**Data provided:**
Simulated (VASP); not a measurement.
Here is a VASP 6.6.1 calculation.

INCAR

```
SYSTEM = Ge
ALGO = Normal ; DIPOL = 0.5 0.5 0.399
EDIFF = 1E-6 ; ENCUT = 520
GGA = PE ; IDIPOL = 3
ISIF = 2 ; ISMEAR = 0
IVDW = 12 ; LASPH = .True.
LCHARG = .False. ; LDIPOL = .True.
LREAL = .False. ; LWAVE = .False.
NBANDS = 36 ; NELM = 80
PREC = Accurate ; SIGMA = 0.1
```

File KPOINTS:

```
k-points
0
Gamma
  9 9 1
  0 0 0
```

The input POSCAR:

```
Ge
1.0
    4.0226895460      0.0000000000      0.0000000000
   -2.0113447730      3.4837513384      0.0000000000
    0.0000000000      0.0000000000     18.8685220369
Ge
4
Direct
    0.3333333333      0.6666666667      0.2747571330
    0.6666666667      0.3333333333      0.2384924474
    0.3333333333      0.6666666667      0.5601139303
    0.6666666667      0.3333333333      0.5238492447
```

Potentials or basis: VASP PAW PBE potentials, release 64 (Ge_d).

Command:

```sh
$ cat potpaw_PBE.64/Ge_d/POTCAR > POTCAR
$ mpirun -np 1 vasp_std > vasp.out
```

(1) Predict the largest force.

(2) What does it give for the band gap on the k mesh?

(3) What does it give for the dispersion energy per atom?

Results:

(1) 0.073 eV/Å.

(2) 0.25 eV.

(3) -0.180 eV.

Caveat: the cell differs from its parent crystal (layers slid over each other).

**Work order:** Only one stretch of the data above is needed. Restate it word for word, from the line containing "(3) What does" through the line containing "(3) -0.180 eV.", both ends included.

**Answer section:**
(3) What does it give for the dispersion energy per atom?

Results:

(1) 0.073 eV/Å.

(2) 0.25 eV.

(3) -0.180 eV.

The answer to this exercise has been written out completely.